Activity
In the listing below, a line holding "Potentials or basis: VASP" and a line holding "Solution. -1.9 GPa." mark the range. Retype both exactly, with all lines between them.

- - - - -

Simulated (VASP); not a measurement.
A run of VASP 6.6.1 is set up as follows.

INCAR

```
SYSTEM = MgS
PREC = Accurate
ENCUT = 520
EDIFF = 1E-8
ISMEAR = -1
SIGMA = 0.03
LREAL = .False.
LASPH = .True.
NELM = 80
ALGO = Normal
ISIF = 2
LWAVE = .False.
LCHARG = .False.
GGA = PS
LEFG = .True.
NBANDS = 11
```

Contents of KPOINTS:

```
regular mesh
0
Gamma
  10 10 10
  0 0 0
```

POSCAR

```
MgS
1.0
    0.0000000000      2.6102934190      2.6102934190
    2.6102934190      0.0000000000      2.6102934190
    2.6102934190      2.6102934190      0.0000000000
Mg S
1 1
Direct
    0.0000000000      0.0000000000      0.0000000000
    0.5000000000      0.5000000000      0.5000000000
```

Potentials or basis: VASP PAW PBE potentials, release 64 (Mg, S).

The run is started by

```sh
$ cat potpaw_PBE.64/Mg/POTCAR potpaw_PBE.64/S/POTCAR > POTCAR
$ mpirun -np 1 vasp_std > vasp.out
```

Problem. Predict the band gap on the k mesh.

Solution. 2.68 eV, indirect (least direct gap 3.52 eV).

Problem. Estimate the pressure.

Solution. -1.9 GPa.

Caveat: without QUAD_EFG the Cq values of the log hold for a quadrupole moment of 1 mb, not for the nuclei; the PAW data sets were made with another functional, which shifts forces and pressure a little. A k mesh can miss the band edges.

- - - - -

Expected answer
Potentials or basis: VASP PAW PBE potentials, release 64 (Mg, S).

The run is started by

```sh
$ cat potpaw_PBE.64/Mg/POTCAR potpaw_PBE.64/S/POTCAR > POTCAR
$ mpirun -np 1 vasp_std > vasp.out
```

Problem. Predict the band gap on the k mesh.

Solution. 2.68 eV, indirect (least direct gap 3.52 eV).

Problem. Estimate the pressure.

Solution. -1.9 GPa.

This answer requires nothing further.